Record set
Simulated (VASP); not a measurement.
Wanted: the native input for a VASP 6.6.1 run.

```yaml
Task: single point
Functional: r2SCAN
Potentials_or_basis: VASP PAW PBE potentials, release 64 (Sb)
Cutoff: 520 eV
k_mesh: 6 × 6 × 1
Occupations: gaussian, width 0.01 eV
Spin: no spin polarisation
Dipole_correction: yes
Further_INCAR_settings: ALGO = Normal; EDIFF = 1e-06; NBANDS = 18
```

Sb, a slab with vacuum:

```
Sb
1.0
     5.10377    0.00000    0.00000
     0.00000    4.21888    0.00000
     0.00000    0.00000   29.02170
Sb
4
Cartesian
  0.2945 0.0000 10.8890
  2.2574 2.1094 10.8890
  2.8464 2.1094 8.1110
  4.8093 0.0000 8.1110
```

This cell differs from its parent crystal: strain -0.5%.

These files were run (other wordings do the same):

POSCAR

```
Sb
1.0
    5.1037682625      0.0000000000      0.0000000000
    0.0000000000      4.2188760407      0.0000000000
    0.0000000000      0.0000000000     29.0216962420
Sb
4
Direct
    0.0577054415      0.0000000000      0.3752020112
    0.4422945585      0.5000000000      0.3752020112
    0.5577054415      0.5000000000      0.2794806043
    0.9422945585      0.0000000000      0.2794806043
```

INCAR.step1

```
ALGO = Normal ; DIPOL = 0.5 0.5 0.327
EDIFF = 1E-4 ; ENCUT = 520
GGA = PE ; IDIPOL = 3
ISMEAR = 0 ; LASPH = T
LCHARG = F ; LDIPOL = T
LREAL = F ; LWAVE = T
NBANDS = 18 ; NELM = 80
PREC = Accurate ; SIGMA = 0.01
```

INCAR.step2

Brief
Please restate only the opening stretch of the records above: every line from the first through the one containing "This cell differs", exactly as written.

Reply
Simulated (VASP); not a measurement.
Wanted: the native input for a VASP 6.6.1 run.

```yaml
Task: single point
Functional: r2SCAN
Potentials_or_basis: VASP PAW PBE potentials, release 64 (Sb)
Cutoff: 520 eV
k_mesh: 6 × 6 × 1
Occupations: gaussian, width 0.01 eV
Spin: no spin polarisation
Dipole_correction: yes
Further_INCAR_settings: ALGO = Normal; EDIFF = 1e-06; NBANDS = 18
```

Sb, a slab with vacuum:

```
Sb
1.0
     5.10377    0.00000    0.00000
     0.00000    4.21888    0.00000
     0.00000    0.00000   29.02170
Sb
4
Cartesian
  0.2945 0.0000 10.8890
  2.2574 2.1094 10.8890
  2.8464 2.1094 8.1110
  4.8093 0.0000 8.1110
```

This cell differs from its parent crystal: strain -0.5%.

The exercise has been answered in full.